# DATASET:
_ _ _ _ _ _ _

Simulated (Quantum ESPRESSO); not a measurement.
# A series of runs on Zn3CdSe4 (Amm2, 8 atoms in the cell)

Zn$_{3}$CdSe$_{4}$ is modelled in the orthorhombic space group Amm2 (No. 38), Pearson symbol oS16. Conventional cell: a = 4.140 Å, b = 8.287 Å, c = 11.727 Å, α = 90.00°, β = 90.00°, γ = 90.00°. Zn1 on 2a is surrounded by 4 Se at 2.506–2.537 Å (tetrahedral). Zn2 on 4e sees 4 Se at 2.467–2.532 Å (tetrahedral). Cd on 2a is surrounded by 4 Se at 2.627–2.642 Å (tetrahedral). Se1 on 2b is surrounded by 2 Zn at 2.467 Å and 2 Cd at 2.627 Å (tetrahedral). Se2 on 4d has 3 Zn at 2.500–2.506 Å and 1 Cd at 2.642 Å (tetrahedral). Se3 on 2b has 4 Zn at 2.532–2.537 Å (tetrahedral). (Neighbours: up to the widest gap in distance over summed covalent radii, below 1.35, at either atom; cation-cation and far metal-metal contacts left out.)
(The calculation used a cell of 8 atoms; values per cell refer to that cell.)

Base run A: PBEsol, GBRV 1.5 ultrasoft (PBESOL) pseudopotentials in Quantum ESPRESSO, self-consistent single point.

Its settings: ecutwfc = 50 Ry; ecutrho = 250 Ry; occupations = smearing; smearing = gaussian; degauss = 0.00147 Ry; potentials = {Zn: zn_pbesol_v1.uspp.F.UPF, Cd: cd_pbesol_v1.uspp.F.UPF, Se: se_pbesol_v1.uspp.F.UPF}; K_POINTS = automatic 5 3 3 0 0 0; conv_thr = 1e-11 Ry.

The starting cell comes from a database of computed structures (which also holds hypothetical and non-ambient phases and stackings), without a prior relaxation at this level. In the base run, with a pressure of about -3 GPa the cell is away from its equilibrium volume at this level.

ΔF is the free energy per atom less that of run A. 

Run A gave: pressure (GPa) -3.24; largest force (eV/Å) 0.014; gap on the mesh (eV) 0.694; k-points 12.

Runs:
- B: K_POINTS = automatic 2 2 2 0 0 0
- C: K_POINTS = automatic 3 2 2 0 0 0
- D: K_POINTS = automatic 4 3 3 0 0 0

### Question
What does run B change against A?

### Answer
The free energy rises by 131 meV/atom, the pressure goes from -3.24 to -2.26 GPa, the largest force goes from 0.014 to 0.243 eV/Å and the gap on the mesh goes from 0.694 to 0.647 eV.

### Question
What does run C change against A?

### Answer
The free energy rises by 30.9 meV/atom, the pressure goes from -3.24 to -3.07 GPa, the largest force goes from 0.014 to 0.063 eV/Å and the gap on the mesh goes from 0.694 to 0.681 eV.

_ _ _ _ _ _ _

# ACTION ITEM:
Between the first line of the entries above and the line with "# A series of", both included, copy every line exactly and nothing outside that range.

# TASK OUTPUT:
Simulated (Quantum ESPRESSO); not a measurement.
# A series of runs on Zn3CdSe4 (Amm2, 8 atoms in the cell)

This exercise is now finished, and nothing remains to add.